WORK TASK: Every record should be written out exactly, please.

DATA LISTING:
>>>
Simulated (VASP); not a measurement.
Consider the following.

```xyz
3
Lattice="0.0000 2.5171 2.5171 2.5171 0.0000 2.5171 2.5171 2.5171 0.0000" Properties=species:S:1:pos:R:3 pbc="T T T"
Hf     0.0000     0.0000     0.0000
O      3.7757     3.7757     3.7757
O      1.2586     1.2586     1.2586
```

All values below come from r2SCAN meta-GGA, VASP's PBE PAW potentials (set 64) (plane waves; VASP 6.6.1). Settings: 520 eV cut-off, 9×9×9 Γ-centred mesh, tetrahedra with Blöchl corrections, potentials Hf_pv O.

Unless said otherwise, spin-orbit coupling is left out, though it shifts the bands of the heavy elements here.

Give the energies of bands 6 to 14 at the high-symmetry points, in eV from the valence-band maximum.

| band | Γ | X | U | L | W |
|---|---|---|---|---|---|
<<<

TASK SOLUTION:
Simulated (VASP); not a measurement.
Consider the following.

```xyz
3
Lattice="0.0000 2.5171 2.5171 2.5171 0.0000 2.5171 2.5171 2.5171 0.0000" Properties=species:S:1:pos:R:3 pbc="T T T"
Hf     0.0000     0.0000     0.0000
O      3.7757     3.7757     3.7757
O      1.2586     1.2586     1.2586
```

All values below come from r2SCAN meta-GGA, VASP's PBE PAW potentials (set 64) (plane waves; VASP 6.6.1). Settings: 520 eV cut-off, 9×9×9 Γ-centred mesh, tetrahedra with Blöchl corrections, potentials Hf_pv O.

Unless said otherwise, spin-orbit coupling is left out, though it shifts the bands of the heavy elements here.

Give the energies of bands 6 to 14 at the high-symmetry points, in eV from the valence-band maximum.

| band | Γ | X | U | L | W |
|---|---|---|---|---|---|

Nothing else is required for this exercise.